### Requirement
Restate the listing below with no word altered.

### Given data
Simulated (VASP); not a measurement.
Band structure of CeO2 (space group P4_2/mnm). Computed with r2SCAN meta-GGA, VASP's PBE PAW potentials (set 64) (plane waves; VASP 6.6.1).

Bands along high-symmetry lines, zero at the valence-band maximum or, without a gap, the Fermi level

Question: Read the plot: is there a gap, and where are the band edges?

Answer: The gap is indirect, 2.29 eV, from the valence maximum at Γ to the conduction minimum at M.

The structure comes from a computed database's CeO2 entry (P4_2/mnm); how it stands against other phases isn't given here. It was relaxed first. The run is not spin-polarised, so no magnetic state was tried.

### Written solution
Simulated (VASP); not a measurement.
Band structure of CeO2 (space group P4_2/mnm). Computed with r2SCAN meta-GGA, VASP's PBE PAW potentials (set 64) (plane waves; VASP 6.6.1).

Bands along high-symmetry lines, zero at the valence-band maximum or, without a gap, the Fermi level

Question: Read the plot: is there a gap, and where are the band edges?

Answer: The gap is indirect, 2.29 eV, from the valence maximum at Γ to the conduction minimum at M.

The structure comes from a computed database's CeO2 entry (P4_2/mnm); how it stands against other phases isn't given here. It was relaxed first. The run is not spin-polarised, so no magnetic state was tried.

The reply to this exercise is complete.